[DATA EXCERPTS — start]
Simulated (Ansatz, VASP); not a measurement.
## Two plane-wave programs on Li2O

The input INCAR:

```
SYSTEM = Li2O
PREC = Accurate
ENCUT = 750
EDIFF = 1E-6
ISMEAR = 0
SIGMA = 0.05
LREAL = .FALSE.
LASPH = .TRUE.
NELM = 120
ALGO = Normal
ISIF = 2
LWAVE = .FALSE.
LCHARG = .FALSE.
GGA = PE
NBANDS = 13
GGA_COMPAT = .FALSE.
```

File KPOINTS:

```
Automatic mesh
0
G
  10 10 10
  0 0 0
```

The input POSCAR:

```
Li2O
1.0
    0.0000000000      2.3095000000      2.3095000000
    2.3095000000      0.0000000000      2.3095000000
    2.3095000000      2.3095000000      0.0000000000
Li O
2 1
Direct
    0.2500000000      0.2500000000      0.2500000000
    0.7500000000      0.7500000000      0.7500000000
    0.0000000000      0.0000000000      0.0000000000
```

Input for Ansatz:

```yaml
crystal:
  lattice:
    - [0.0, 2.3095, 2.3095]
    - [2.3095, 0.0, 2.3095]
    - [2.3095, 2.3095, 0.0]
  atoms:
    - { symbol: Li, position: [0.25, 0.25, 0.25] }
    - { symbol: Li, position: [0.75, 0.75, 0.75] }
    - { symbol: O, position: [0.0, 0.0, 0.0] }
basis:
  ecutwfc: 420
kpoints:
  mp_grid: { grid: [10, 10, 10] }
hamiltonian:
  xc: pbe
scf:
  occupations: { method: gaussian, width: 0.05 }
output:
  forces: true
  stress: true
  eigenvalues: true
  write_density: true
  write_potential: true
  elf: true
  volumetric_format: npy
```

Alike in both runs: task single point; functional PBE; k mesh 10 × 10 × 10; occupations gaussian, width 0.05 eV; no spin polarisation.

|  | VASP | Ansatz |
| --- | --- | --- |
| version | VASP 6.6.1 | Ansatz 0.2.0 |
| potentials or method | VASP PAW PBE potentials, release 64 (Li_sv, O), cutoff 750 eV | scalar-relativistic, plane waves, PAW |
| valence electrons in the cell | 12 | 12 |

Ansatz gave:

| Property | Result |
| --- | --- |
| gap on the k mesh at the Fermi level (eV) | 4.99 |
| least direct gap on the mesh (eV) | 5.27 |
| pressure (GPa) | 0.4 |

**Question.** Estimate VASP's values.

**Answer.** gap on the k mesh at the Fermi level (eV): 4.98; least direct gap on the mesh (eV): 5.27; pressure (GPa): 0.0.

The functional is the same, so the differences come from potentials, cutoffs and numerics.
[DATA EXCERPTS — finish]

#### [WORK REQUEST]
Copy the records above exactly, from the first line through the line containing "Estimate VASP's values.", and include nothing else.

#### [TASK OUTPUT]
Simulated (Ansatz, VASP); not a measurement.
## Two plane-wave programs on Li2O

The input INCAR:

```
SYSTEM = Li2O
PREC = Accurate
ENCUT = 750
EDIFF = 1E-6
ISMEAR = 0
SIGMA = 0.05
LREAL = .FALSE.
LASPH = .TRUE.
NELM = 120
ALGO = Normal
ISIF = 2
LWAVE = .FALSE.
LCHARG = .FALSE.
GGA = PE
NBANDS = 13
GGA_COMPAT = .FALSE.
```

File KPOINTS:

```
Automatic mesh
0
G
  10 10 10
  0 0 0
```

The input POSCAR:

```
Li2O
1.0
    0.0000000000      2.3095000000      2.3095000000
    2.3095000000      0.0000000000      2.3095000000
    2.3095000000      2.3095000000      0.0000000000
Li O
2 1
Direct
    0.2500000000      0.2500000000      0.2500000000
    0.7500000000      0.7500000000      0.7500000000
    0.0000000000      0.0000000000      0.0000000000
```

Input for Ansatz:

```yaml
crystal:
  lattice:
    - [0.0, 2.3095, 2.3095]
    - [2.3095, 0.0, 2.3095]
    - [2.3095, 2.3095, 0.0]
  atoms:
    - { symbol: Li, position: [0.25, 0.25, 0.25] }
    - { symbol: Li, position: [0.75, 0.75, 0.75] }
    - { symbol: O, position: [0.0, 0.0, 0.0] }
basis:
  ecutwfc: 420
kpoints:
  mp_grid: { grid: [10, 10, 10] }
hamiltonian:
  xc: pbe
scf:
  occupations: { method: gaussian, width: 0.05 }
output:
  forces: true
  stress: true
  eigenvalues: true
  write_density: true
  write_potential: true
  elf: true
  volumetric_format: npy
```

Alike in both runs: task single point; functional PBE; k mesh 10 × 10 × 10; occupations gaussian, width 0.05 eV; no spin polarisation.

|  | VASP | Ansatz |
| --- | --- | --- |
| version | VASP 6.6.1 | Ansatz 0.2.0 |
| potentials or method | VASP PAW PBE potentials, release 64 (Li_sv, O), cutoff 750 eV | scalar-relativistic, plane waves, PAW |
| valence electrons in the cell | 12 | 12 |

Ansatz gave:

| Property | Result |
| --- | --- |
| gap on the k mesh at the Fermi level (eV) | 4.99 |
| least direct gap on the mesh (eV) | 5.27 |
| pressure (GPa) | 0.4 |

**Question.** Estimate VASP's values.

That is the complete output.